§ **Assignment**: Of the material below, the lines to be retyped are those from the line containing "19 atoms, charge" through the line containing "## Step 2: Harmonic vibrations with GFN2-xTB", inclusive; reproduce them exactly.

⁂

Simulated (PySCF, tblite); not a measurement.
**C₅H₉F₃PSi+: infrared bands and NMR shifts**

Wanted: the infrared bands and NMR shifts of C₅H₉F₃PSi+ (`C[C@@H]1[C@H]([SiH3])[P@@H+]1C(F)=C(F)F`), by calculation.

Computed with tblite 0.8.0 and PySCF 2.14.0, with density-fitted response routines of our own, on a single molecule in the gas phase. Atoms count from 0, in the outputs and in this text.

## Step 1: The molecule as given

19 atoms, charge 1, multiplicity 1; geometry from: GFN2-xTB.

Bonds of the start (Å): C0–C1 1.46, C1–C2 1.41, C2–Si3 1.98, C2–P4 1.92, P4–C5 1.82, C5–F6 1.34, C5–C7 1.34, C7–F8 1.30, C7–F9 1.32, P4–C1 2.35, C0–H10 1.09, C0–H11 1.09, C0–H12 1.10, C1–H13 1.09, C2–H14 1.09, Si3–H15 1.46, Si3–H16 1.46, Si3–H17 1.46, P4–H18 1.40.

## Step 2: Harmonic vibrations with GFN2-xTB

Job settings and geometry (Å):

⁂

§ **Written reply**:
19 atoms, charge 1, multiplicity 1; geometry from: GFN2-xTB.

Bonds of the start (Å): C0–C1 1.46, C1–C2 1.41, C2–Si3 1.98, C2–P4 1.92, P4–C5 1.82, C5–F6 1.34, C5–C7 1.34, C7–F8 1.30, C7–F9 1.32, P4–C1 2.35, C0–H10 1.09, C0–H11 1.09, C0–H12 1.10, C1–H13 1.09, C2–H14 1.09, Si3–H15 1.46, Si3–H16 1.46, Si3–H17 1.46, P4–H18 1.40.

## Step 2: Harmonic vibrations with GFN2-xTB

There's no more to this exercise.